* [Action item]:
Write out the records below word for word, please.

* [Extracted entries]:
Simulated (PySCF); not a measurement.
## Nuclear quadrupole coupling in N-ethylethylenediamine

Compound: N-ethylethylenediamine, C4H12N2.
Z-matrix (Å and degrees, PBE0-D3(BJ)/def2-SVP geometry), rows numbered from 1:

* [Task solution]:
Simulated (PySCF); not a measurement.
## Nuclear quadrupole coupling in N-ethylethylenediamine

Compound: N-ethylethylenediamine, C4H12N2.
Z-matrix (Å and degrees, PBE0-D3(BJ)/def2-SVP geometry), rows numbered from 1:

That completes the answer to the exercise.